REQUIREMENT -> From the first line of the material below to the line containing "Values from CoolProp's", repeat every line exactly and add nothing.

GIVEN DATA ->
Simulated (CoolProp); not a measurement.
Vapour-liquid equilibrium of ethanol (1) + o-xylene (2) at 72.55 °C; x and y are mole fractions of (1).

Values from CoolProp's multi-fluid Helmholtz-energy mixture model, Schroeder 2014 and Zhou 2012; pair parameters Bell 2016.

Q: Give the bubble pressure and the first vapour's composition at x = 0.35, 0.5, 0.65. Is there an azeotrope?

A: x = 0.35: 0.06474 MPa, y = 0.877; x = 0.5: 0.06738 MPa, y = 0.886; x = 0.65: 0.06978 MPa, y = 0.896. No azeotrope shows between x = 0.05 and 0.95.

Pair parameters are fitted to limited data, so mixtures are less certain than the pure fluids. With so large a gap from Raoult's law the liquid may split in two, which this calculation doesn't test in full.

TASK ANSWER ->
Simulated (CoolProp); not a measurement.
Vapour-liquid equilibrium of ethanol (1) + o-xylene (2) at 72.55 °C; x and y are mole fractions of (1).

Values from CoolProp's multi-fluid Helmholtz-energy mixture model, Schroeder 2014 and Zhou 2012; pair parameters Bell 2016.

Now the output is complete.